* _Work instruction_: Each line of the material, from the first through the one containing "The cell is", is to be written out exactly.

⟨

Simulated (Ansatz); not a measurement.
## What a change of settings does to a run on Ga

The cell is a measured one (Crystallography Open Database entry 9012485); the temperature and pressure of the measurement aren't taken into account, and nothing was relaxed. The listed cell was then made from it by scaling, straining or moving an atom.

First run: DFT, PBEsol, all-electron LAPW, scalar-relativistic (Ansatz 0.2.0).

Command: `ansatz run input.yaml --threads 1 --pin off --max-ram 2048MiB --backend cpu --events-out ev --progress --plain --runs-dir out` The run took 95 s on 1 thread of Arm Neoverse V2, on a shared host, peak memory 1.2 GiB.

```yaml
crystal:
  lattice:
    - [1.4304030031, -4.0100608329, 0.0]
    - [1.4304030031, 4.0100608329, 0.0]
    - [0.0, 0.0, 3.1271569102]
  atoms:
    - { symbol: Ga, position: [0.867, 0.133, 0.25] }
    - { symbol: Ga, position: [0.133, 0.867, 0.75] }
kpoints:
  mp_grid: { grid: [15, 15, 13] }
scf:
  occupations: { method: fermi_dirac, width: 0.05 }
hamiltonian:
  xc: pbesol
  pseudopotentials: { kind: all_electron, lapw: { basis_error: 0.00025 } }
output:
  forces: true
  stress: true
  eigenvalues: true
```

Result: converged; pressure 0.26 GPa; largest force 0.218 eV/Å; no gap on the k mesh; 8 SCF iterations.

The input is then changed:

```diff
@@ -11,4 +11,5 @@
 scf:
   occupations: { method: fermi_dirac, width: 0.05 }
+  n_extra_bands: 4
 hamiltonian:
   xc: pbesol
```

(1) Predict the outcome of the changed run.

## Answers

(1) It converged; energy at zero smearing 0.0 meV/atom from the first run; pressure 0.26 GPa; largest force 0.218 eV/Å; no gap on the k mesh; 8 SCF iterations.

⟩

* _Exercise response_:
Simulated (Ansatz); not a measurement.
## What a change of settings does to a run on Ga

The cell is a measured one (Crystallography Open Database entry 9012485); the temperature and pressure of the measurement aren't taken into account, and nothing was relaxed. The listed cell was then made from it by scaling, straining or moving an atom.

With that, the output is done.